Work request: In the records below, find the line with "Elemental analysis, calculated?" and the line with "deprotonated molecule have?"; return exactly those lines and every line between them.

Record excerpts:
============
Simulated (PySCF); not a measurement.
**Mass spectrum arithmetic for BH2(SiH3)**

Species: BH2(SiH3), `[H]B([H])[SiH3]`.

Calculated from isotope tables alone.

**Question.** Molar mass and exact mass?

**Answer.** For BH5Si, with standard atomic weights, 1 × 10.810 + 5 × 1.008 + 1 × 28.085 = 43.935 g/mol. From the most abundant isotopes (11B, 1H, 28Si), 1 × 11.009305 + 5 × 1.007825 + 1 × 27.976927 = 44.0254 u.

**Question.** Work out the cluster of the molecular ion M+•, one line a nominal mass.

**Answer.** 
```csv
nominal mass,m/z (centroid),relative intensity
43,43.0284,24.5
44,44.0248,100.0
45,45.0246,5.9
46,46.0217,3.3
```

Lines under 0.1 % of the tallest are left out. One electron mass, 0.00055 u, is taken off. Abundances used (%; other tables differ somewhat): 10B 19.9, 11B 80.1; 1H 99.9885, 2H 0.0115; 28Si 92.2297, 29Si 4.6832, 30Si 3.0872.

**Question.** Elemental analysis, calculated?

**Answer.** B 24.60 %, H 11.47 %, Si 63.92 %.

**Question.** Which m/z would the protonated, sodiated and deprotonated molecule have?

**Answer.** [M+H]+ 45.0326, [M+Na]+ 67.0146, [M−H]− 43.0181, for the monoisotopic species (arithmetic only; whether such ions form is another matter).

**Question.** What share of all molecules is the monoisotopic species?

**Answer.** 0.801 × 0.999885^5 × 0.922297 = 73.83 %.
============

Task answer:
**Question.** Elemental analysis, calculated?

**Answer.** B 24.60 %, H 11.47 %, Si 63.92 %.

**Question.** Which m/z would the protonated, sodiated and deprotonated molecule have?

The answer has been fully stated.